_LISTED ENTRIES_
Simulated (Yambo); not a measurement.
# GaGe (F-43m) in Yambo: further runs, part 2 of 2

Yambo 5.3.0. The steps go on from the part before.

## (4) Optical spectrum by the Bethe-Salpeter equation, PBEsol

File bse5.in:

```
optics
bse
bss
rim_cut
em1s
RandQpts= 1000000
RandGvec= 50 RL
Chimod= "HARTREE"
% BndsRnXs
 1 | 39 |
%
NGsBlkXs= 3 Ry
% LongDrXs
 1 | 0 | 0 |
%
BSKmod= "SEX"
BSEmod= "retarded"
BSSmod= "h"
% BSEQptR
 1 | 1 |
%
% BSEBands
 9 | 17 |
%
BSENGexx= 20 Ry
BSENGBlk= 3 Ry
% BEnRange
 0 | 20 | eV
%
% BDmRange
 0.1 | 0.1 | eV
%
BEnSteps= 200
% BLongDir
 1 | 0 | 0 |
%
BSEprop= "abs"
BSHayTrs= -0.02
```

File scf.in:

_ACTION ITEM_
Everything in the records is to be copied exactly.

_TASK RESPONSE_
Simulated (Yambo); not a measurement.
# GaGe (F-43m) in Yambo: further runs, part 2 of 2

Yambo 5.3.0. The steps go on from the part before.

## (4) Optical spectrum by the Bethe-Salpeter equation, PBEsol

File bse5.in:

```
optics
bse
bss
rim_cut
em1s
RandQpts= 1000000
RandGvec= 50 RL
Chimod= "HARTREE"
% BndsRnXs
 1 | 39 |
%
NGsBlkXs= 3 Ry
% LongDrXs
 1 | 0 | 0 |
%
BSKmod= "SEX"
BSEmod= "retarded"
BSSmod= "h"
% BSEQptR
 1 | 1 |
%
% BSEBands
 9 | 17 |
%
BSENGexx= 20 Ry
BSENGBlk= 3 Ry
% BEnRange
 0 | 20 | eV
%
% BDmRange
 0.1 | 0.1 | eV
%
BEnSteps= 200
% BLongDir
 1 | 0 | 0 |
%
BSEprop= "abs"
BSHayTrs= -0.02
```

File scf.in:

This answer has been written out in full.